* * * * *
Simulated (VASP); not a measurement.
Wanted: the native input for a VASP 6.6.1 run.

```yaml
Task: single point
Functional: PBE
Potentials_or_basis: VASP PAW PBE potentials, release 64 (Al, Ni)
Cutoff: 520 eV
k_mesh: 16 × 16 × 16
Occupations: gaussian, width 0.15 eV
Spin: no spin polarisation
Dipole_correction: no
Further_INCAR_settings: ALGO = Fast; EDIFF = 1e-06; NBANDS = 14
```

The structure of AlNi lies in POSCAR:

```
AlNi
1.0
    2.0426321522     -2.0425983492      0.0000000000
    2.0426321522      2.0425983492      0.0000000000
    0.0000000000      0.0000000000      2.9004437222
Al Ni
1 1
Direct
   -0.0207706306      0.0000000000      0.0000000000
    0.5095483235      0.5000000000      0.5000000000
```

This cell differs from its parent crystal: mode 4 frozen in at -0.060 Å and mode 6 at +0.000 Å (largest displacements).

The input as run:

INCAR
* * * * *

Your answer must consist solely of the lines above between the line holding "The structure of" and the line holding "The input as", inclusive, copied exactly.

_Your solution_.
The structure of AlNi lies in POSCAR:

```
AlNi
1.0
    2.0426321522     -2.0425983492      0.0000000000
    2.0426321522      2.0425983492      0.0000000000
    0.0000000000      0.0000000000      2.9004437222
Al Ni
1 1
Direct
   -0.0207706306      0.0000000000      0.0000000000
    0.5095483235      0.5000000000      0.5000000000
```

This cell differs from its parent crystal: mode 4 frozen in at -0.060 Å and mode 6 at +0.000 Å (largest displacements).

The input as run:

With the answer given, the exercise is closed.